┏━━
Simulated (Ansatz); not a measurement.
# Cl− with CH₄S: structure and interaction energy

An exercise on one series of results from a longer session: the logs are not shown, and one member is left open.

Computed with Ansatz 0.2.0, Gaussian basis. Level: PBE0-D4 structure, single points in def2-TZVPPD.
┗━━

Task item:
Reproduce the records above word for word.

Response:
Simulated (Ansatz); not a measurement.
# Cl− with CH₄S: structure and interaction energy

An exercise on one series of results from a longer session: the logs are not shown, and one member is left open.

Computed with Ansatz 0.2.0, Gaussian basis. Level: PBE0-D4 structure, single points in def2-TZVPPD.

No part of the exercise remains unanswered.